## TASK ITEM
Up to and including the line with "These are results", output the records exactly as they appear.

## DATA FOR ANALYSIS
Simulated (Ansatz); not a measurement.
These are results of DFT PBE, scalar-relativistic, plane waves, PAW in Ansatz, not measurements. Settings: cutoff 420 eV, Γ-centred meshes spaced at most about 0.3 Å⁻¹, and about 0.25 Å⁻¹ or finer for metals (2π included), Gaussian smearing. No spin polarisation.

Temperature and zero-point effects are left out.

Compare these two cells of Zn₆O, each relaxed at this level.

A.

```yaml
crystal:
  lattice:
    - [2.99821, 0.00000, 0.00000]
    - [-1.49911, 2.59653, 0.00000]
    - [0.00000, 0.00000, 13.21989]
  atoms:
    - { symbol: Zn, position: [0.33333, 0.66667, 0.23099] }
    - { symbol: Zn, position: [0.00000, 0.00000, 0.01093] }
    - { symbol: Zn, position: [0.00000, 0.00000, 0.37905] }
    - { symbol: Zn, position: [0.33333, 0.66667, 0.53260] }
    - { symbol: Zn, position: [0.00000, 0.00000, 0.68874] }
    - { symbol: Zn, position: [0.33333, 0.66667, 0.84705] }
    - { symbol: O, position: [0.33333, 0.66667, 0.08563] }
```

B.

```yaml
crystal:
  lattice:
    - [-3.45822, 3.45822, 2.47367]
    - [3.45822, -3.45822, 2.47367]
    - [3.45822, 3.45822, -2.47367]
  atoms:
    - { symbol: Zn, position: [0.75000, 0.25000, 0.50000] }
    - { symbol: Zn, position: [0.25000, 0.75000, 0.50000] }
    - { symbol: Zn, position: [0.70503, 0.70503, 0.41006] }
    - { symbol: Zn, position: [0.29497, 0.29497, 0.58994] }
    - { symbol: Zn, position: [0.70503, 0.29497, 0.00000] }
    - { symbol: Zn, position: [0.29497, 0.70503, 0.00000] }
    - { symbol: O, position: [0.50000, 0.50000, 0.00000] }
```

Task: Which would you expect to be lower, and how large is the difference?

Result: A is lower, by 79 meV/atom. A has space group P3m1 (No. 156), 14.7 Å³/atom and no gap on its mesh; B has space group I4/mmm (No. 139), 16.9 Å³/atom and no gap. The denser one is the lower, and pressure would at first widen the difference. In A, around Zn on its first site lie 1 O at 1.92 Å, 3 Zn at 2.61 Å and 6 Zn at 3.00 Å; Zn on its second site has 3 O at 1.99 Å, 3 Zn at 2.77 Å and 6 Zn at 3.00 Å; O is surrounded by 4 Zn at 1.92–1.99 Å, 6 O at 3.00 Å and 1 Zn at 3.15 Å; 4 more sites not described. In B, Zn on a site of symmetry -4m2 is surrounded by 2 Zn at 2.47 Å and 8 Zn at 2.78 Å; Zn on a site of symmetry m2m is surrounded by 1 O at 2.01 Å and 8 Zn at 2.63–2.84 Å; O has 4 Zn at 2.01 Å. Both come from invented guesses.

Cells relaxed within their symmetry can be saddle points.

## EXERCISE SOLUTION
Simulated (Ansatz); not a measurement.
These are results of DFT PBE, scalar-relativistic, plane waves, PAW in Ansatz, not measurements. Settings: cutoff 420 eV, Γ-centred meshes spaced at most about 0.3 Å⁻¹, and about 0.25 Å⁻¹ or finer for metals (2π included), Gaussian smearing. No spin polarisation.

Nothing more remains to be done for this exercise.